─── DATA LISTING ───

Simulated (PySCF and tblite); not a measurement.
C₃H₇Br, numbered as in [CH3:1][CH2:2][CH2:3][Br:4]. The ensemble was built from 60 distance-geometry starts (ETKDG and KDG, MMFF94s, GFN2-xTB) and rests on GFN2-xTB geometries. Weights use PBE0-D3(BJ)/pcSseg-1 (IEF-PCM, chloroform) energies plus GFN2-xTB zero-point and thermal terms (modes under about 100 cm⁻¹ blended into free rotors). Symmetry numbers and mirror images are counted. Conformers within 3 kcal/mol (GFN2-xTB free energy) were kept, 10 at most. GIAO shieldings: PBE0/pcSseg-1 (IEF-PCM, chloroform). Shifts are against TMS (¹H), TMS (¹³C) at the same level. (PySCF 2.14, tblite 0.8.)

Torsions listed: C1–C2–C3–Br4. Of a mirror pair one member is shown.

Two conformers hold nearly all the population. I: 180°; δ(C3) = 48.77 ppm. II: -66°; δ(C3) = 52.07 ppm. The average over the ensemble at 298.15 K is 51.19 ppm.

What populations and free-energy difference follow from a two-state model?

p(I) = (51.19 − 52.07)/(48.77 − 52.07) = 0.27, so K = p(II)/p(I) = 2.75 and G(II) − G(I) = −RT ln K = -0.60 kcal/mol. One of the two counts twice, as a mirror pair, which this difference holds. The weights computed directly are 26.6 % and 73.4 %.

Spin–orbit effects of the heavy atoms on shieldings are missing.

───

From the material above, retype precisely the lines between the line holding "C₃H₇Br, numbered as" and the line holding "p(I) = (51.19", inclusive, and nothing beyond them.

C₃H₇Br, numbered as in [CH3:1][CH2:2][CH2:3][Br:4]. The ensemble was built from 60 distance-geometry starts (ETKDG and KDG, MMFF94s, GFN2-xTB) and rests on GFN2-xTB geometries. Weights use PBE0-D3(BJ)/pcSseg-1 (IEF-PCM, chloroform) energies plus GFN2-xTB zero-point and thermal terms (modes under about 100 cm⁻¹ blended into free rotors). Symmetry numbers and mirror images are counted. Conformers within 3 kcal/mol (GFN2-xTB free energy) were kept, 10 at most. GIAO shieldings: PBE0/pcSseg-1 (IEF-PCM, chloroform). Shifts are against TMS (¹H), TMS (¹³C) at the same level. (PySCF 2.14, tblite 0.8.)

Torsions listed: C1–C2–C3–Br4. Of a mirror pair one member is shown.

Two conformers hold nearly all the population. I: 180°; δ(C3) = 48.77 ppm. II: -66°; δ(C3) = 52.07 ppm. The average over the ensemble at 298.15 K is 51.19 ppm.

What populations and free-energy difference follow from a two-state model?

p(I) = (51.19 − 52.07)/(48.77 − 52.07) = 0.27, so K = p(II)/p(I) = 2.75 and G(II) − G(I) = −RT ln K = -0.60 kcal/mol. One of the two counts twice, as a mirror pair, which this difference holds. The weights computed directly are 26.6 % and 73.4 %.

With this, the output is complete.